#####
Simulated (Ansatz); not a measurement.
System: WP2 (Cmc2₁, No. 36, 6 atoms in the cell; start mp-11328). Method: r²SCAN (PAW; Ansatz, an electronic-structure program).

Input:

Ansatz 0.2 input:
#####

● Work request: Repeat the data word for word. Leave nothing out.

● Response:
Simulated (Ansatz); not a measurement.
System: WP2 (Cmc2₁, No. 36, 6 atoms in the cell; start mp-11328). Method: r²SCAN (PAW; Ansatz, an electronic-structure program).

Input:

Ansatz 0.2 input:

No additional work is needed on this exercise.